**Assignment:**
Treat the line containing "Functional | LDA |" as the last one, and return every line exactly from the first line of the material below up to it.

**Given records:**
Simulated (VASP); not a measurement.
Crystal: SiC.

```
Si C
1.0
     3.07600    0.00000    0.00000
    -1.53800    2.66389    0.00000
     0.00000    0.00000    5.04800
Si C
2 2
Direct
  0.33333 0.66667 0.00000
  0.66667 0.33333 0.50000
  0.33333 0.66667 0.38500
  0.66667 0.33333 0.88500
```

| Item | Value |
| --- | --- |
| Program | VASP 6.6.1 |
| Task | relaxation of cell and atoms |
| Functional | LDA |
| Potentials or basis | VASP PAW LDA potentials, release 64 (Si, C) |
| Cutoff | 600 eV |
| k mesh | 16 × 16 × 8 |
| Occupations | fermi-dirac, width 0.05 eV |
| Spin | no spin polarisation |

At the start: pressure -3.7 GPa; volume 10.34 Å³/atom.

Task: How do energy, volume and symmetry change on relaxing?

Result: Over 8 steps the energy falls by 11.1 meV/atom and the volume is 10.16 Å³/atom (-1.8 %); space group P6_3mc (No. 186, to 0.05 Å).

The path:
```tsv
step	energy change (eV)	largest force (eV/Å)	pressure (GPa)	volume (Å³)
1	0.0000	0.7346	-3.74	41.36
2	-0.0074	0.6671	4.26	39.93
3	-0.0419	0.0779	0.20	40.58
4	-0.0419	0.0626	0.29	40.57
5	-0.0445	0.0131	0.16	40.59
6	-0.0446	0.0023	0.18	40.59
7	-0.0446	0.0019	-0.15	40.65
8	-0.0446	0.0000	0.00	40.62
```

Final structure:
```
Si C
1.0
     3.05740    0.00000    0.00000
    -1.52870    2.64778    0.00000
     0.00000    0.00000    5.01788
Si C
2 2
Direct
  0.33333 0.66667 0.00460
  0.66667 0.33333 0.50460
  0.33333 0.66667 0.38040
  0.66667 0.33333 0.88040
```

**Task output:**
Simulated (VASP); not a measurement.
Crystal: SiC.

```
Si C
1.0
     3.07600    0.00000    0.00000
    -1.53800    2.66389    0.00000
     0.00000    0.00000    5.04800
Si C
2 2
Direct
  0.33333 0.66667 0.00000
  0.66667 0.33333 0.50000
  0.33333 0.66667 0.38500
  0.66667 0.33333 0.88500
```

| Item | Value |
| --- | --- |
| Program | VASP 6.6.1 |
| Task | relaxation of cell and atoms |
| Functional | LDA |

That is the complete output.